▶ _Provided material_:
--- --- ---

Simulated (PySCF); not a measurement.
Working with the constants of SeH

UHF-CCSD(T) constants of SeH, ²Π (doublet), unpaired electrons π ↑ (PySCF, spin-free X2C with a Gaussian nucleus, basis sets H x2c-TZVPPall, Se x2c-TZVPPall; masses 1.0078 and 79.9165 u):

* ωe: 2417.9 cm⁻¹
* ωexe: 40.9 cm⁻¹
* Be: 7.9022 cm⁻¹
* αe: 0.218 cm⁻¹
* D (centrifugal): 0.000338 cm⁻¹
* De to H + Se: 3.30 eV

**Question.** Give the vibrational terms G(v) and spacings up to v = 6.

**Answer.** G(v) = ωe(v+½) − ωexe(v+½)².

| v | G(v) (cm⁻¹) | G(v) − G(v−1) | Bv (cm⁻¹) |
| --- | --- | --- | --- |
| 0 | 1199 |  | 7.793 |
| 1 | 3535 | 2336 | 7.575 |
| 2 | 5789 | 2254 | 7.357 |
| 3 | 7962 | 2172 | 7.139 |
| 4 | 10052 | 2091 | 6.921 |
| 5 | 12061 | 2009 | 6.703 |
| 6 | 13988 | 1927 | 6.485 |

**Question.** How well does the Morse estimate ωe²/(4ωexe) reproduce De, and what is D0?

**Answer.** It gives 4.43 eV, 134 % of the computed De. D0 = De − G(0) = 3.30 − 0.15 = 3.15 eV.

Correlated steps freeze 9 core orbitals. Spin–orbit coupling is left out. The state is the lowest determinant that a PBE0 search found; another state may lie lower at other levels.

--- --- ---

▶ _Brief_:
In the listing above, find the line with "up to v = 6." and the line with "0.15 = 3.15 eV."; output exactly those lines and all lines between them.

▶ _Answer space_:
**Question.** Give the vibrational terms G(v) and spacings up to v = 6.

**Answer.** G(v) = ωe(v+½) − ωexe(v+½)².

| v | G(v) (cm⁻¹) | G(v) − G(v−1) | Bv (cm⁻¹) |
| --- | --- | --- | --- |
| 0 | 1199 |  | 7.793 |
| 1 | 3535 | 2336 | 7.575 |
| 2 | 5789 | 2254 | 7.357 |
| 3 | 7962 | 2172 | 7.139 |
| 4 | 10052 | 2091 | 6.921 |
| 5 | 12061 | 2009 | 6.703 |
| 6 | 13988 | 1927 | 6.485 |

**Question.** How well does the Morse estimate ωe²/(4ωexe) reproduce De, and what is D0?

**Answer.** It gives 4.43 eV, 134 % of the computed De. D0 = De − G(0) = 3.30 − 0.15 = 3.15 eV.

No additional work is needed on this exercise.